________________________________________
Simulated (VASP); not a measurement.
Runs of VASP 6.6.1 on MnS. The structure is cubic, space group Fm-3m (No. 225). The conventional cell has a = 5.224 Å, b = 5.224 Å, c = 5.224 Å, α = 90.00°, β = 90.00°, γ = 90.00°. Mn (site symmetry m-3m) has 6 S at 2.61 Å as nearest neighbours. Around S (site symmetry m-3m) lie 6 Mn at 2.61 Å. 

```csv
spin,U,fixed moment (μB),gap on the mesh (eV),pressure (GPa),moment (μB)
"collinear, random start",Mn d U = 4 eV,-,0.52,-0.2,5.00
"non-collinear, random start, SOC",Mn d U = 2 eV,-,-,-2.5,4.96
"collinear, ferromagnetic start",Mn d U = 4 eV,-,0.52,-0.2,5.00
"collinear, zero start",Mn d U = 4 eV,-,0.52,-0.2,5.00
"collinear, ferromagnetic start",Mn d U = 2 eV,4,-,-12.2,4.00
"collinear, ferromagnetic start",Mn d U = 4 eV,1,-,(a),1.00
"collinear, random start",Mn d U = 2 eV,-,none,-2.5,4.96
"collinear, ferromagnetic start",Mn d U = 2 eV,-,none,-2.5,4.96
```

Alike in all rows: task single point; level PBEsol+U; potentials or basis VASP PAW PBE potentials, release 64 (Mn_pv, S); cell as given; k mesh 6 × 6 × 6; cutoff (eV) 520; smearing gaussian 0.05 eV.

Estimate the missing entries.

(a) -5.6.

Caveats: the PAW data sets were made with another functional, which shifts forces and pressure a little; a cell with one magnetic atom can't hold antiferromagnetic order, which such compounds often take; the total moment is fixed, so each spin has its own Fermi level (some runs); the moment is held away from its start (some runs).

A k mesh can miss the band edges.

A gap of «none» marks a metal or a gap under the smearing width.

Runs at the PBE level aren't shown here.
________________________________________

For this exercise, please copy exactly the lines of the material above from its first line through the line where "the smearing width." appears.

Simulated (VASP); not a measurement.
Runs of VASP 6.6.1 on MnS. The structure is cubic, space group Fm-3m (No. 225). The conventional cell has a = 5.224 Å, b = 5.224 Å, c = 5.224 Å, α = 90.00°, β = 90.00°, γ = 90.00°. Mn (site symmetry m-3m) has 6 S at 2.61 Å as nearest neighbours. Around S (site symmetry m-3m) lie 6 Mn at 2.61 Å. 

```csv
spin,U,fixed moment (μB),gap on the mesh (eV),pressure (GPa),moment (μB)
"collinear, random start",Mn d U = 4 eV,-,0.52,-0.2,5.00
"non-collinear, random start, SOC",Mn d U = 2 eV,-,-,-2.5,4.96
"collinear, ferromagnetic start",Mn d U = 4 eV,-,0.52,-0.2,5.00
"collinear, zero start",Mn d U = 4 eV,-,0.52,-0.2,5.00
"collinear, ferromagnetic start",Mn d U = 2 eV,4,-,-12.2,4.00
"collinear, ferromagnetic start",Mn d U = 4 eV,1,-,(a),1.00
"collinear, random start",Mn d U = 2 eV,-,none,-2.5,4.96
"collinear, ferromagnetic start",Mn d U = 2 eV,-,none,-2.5,4.96
```

Alike in all rows: task single point; level PBEsol+U; potentials or basis VASP PAW PBE potentials, release 64 (Mn_pv, S); cell as given; k mesh 6 × 6 × 6; cutoff (eV) 520; smearing gaussian 0.05 eV.

Estimate the missing entries.

(a) -5.6.

Caveats: the PAW data sets were made with another functional, which shifts forces and pressure a little; a cell with one magnetic atom can't hold antiferromagnetic order, which such compounds often take; the total moment is fixed, so each spin has its own Fermi level (some runs); the moment is held away from its start (some runs).

A k mesh can miss the band edges.

A gap of «none» marks a metal or a gap under the smearing width.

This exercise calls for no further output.